<<<<

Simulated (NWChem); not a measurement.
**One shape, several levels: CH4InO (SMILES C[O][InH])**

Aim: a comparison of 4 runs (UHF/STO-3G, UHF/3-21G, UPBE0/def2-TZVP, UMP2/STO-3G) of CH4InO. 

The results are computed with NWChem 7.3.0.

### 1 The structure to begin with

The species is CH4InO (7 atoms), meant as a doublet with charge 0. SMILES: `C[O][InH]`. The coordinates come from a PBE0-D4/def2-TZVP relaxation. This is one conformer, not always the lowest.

>>>>

- [ACTION ITEM] Exact reproduction of the whole material is the required answer.

- [TASK RESULT]
Simulated (NWChem); not a measurement.
**One shape, several levels: CH4InO (SMILES C[O][InH])**

Aim: a comparison of 4 runs (UHF/STO-3G, UHF/3-21G, UPBE0/def2-TZVP, UMP2/STO-3G) of CH4InO. 

The results are computed with NWChem 7.3.0.

### 1 The structure to begin with

The species is CH4InO (7 atoms), meant as a doublet with charge 0. SMILES: `C[O][InH]`. The coordinates come from a PBE0-D4/def2-TZVP relaxation. This is one conformer, not always the lowest.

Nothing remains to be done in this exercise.